__WORK INSTRUCTION__
Write the listing out again in full. Every character must match.

__SUPPLIED RECORDS__
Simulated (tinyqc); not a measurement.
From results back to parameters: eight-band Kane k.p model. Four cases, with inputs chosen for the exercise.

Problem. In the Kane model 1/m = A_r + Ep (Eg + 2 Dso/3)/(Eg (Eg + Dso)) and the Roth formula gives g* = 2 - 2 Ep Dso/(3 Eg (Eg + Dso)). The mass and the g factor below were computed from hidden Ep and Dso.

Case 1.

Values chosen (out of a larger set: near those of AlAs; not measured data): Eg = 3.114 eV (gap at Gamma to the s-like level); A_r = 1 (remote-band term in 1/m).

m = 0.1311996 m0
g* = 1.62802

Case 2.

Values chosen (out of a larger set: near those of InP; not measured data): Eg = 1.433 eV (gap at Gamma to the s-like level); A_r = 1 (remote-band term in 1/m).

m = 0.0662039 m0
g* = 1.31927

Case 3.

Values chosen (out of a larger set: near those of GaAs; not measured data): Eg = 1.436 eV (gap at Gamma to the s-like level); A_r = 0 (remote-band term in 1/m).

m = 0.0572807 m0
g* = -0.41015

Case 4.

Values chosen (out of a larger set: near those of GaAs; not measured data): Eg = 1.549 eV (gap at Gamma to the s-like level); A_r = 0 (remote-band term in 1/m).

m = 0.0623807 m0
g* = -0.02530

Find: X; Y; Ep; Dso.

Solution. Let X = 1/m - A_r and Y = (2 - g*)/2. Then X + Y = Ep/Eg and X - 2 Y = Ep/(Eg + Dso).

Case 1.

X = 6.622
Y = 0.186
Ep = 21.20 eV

__EXERCISE RESULT__
Simulated (tinyqc); not a measurement.
From results back to parameters: eight-band Kane k.p model. Four cases, with inputs chosen for the exercise.

Problem. In the Kane model 1/m = A_r + Ep (Eg + 2 Dso/3)/(Eg (Eg + Dso)) and the Roth formula gives g* = 2 - 2 Ep Dso/(3 Eg (Eg + Dso)). The mass and the g factor below were computed from hidden Ep and Dso.

Case 1.

Values chosen (out of a larger set: near those of AlAs; not measured data): Eg = 3.114 eV (gap at Gamma to the s-like level); A_r = 1 (remote-band term in 1/m).

m = 0.1311996 m0
g* = 1.62802

Case 2.

Values chosen (out of a larger set: near those of InP; not measured data): Eg = 1.433 eV (gap at Gamma to the s-like level); A_r = 1 (remote-band term in 1/m).

m = 0.0662039 m0
g* = 1.31927

Case 3.

Values chosen (out of a larger set: near those of GaAs; not measured data): Eg = 1.436 eV (gap at Gamma to the s-like level); A_r = 0 (remote-band term in 1/m).

m = 0.0572807 m0
g* = -0.41015

Case 4.

Values chosen (out of a larger set: near those of GaAs; not measured data): Eg = 1.549 eV (gap at Gamma to the s-like level); A_r = 0 (remote-band term in 1/m).

m = 0.0623807 m0
g* = -0.02530

Find: X; Y; Ep; Dso.

Solution. Let X = 1/m - A_r and Y = (2 - g*)/2. Then X + Y = Ep/Eg and X - 2 Y = Ep/(Eg + Dso).

Case 1.

X = 6.622
Y = 0.186
Ep = 21.20 eV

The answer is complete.